◆ **Work task**: Only one stretch of the data below is wanted: the lines from the one with "Crystal: Sb." through the one with "It took 12 s", repeated exactly.

◇ ◇ ◇ ◇ ◇

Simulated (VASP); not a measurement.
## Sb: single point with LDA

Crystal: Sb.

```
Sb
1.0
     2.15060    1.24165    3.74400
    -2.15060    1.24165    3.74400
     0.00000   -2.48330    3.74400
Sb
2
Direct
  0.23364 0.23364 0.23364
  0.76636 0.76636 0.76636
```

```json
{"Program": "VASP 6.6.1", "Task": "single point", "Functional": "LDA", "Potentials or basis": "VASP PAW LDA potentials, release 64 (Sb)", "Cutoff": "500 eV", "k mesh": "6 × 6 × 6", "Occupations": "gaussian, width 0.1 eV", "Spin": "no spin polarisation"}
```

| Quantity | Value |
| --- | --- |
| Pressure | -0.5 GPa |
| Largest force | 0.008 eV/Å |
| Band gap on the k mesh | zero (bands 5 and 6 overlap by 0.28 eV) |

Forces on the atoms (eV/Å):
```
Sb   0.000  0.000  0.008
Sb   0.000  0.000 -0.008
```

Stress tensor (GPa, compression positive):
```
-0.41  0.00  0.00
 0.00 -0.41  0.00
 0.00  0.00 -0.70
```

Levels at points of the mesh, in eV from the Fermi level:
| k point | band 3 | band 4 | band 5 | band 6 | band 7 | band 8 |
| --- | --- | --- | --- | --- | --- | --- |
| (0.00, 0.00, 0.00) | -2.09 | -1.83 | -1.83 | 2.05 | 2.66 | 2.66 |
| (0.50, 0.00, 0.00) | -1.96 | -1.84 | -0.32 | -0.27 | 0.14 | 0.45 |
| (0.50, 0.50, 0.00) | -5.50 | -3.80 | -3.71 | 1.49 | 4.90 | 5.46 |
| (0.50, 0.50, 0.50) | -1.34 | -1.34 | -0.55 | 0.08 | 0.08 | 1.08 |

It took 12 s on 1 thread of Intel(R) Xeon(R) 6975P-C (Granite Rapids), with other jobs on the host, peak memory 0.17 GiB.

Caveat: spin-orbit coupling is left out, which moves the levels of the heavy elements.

◇ ◇ ◇ ◇ ◇

◆ **Task answer**:
Crystal: Sb.

```
Sb
1.0
     2.15060    1.24165    3.74400
    -2.15060    1.24165    3.74400
     0.00000   -2.48330    3.74400
Sb
2
Direct
  0.23364 0.23364 0.23364
  0.76636 0.76636 0.76636
```

```json
{"Program": "VASP 6.6.1", "Task": "single point", "Functional": "LDA", "Potentials or basis": "VASP PAW LDA potentials, release 64 (Sb)", "Cutoff": "500 eV", "k mesh": "6 × 6 × 6", "Occupations": "gaussian, width 0.1 eV", "Spin": "no spin polarisation"}
```

| Quantity | Value |
| --- | --- |
| Pressure | -0.5 GPa |
| Largest force | 0.008 eV/Å |
| Band gap on the k mesh | zero (bands 5 and 6 overlap by 0.28 eV) |

Forces on the atoms (eV/Å):
```
Sb   0.000  0.000  0.008
Sb   0.000  0.000 -0.008
```

Stress tensor (GPa, compression positive):
```
-0.41  0.00  0.00
 0.00 -0.41  0.00
 0.00  0.00 -0.70
```

Levels at points of the mesh, in eV from the Fermi level:
| k point | band 3 | band 4 | band 5 | band 6 | band 7 | band 8 |
| --- | --- | --- | --- | --- | --- | --- |
| (0.00, 0.00, 0.00) | -2.09 | -1.83 | -1.83 | 2.05 | 2.66 | 2.66 |
| (0.50, 0.00, 0.00) | -1.96 | -1.84 | -0.32 | -0.27 | 0.14 | 0.45 |
| (0.50, 0.50, 0.00) | -5.50 | -3.80 | -3.71 | 1.49 | 4.90 | 5.46 |
| (0.50, 0.50, 0.50) | -1.34 | -1.34 | -0.55 | 0.08 | 0.08 | 1.08 |

It took 12 s on 1 thread of Intel(R) Xeon(R) 6975P-C (Granite Rapids), with other jobs on the host, peak memory 0.17 GiB.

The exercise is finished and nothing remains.